[Opening DATASET CONTENT section]

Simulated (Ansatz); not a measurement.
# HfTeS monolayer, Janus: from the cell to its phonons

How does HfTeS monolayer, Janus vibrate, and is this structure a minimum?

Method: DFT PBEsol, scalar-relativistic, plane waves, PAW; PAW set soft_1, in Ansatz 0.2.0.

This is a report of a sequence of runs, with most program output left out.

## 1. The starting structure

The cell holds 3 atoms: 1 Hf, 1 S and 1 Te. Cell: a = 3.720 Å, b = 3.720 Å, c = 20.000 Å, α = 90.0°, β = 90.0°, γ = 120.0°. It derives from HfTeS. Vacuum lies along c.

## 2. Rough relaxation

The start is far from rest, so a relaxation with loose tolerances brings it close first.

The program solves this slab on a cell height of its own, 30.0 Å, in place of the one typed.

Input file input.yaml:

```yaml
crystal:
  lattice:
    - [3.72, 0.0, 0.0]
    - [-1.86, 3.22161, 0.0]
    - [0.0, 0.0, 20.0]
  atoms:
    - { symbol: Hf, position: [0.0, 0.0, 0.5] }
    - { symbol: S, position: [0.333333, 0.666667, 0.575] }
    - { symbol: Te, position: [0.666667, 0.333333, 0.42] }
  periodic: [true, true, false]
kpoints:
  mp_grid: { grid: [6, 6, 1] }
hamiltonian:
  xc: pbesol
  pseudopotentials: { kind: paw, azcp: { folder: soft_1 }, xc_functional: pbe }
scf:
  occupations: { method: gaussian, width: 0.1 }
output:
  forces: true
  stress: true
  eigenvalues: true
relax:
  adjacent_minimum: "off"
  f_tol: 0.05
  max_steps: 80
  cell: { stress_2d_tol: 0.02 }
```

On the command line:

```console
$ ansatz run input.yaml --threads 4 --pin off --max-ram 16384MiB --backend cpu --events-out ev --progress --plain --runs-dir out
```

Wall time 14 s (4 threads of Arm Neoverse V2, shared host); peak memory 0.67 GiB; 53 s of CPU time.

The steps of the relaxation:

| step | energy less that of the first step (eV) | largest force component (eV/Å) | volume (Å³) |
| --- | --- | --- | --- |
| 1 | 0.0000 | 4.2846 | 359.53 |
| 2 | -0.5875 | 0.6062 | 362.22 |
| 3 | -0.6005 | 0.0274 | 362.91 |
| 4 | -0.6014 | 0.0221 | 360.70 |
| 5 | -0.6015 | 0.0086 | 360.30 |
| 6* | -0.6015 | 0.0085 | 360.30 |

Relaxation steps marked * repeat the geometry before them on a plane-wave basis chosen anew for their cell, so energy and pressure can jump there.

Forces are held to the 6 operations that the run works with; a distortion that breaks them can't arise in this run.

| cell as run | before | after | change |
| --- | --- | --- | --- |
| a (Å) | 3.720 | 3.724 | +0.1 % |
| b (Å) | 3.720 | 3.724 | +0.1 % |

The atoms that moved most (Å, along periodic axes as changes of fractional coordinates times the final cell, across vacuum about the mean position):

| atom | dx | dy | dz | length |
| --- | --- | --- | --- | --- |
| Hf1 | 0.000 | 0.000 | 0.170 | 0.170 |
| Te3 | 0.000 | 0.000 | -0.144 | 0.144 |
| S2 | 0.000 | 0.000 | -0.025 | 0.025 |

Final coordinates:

[Closing DATASET CONTENT section]

## ASSIGNED TASK
Using the entries shown above, reproduce verbatim the lines from the line bearing "The atoms that" to the line bearing "-0.025 | 0.025 |", inclusive.

## EXPECTED ANSWER
The atoms that moved most (Å, along periodic axes as changes of fractional coordinates times the final cell, across vacuum about the mean position):

| atom | dx | dy | dz | length |
| --- | --- | --- | --- | --- |
| Hf1 | 0.000 | 0.000 | 0.170 | 0.170 |
| Te3 | 0.000 | 0.000 | -0.144 | 0.144 |
| S2 | 0.000 | 0.000 | -0.025 | 0.025 |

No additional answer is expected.